> EXERCISE:
For this exercise, restate word for word only the lines from the first line of the data to the line containing "Plan of a unit".

> DATASET:
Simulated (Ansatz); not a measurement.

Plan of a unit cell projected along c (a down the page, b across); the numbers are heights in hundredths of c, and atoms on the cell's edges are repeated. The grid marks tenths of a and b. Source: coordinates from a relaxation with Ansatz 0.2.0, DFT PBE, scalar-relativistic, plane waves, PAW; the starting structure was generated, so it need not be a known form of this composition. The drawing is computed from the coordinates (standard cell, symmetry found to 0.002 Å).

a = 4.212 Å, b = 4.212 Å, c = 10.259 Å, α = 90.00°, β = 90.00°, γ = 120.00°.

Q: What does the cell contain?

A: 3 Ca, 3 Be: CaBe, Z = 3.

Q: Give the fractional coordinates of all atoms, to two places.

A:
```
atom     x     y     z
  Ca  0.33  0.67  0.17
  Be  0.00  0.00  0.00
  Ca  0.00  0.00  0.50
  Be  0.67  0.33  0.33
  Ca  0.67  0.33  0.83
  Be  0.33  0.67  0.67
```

> RESPONSE AREA:
Simulated (Ansatz); not a measurement.

Plan of a unit cell projected along c (a down the page, b across); the numbers are heights in hundredths of c, and atoms on the cell's edges are repeated. The grid marks tenths of a and b. Source: coordinates from a relaxation with Ansatz 0.2.0, DFT PBE, scalar-relativistic, plane waves, PAW; the starting structure was generated, so it need not be a known form of this composition. The drawing is computed from the coordinates (standard cell, symmetry found to 0.002 Å).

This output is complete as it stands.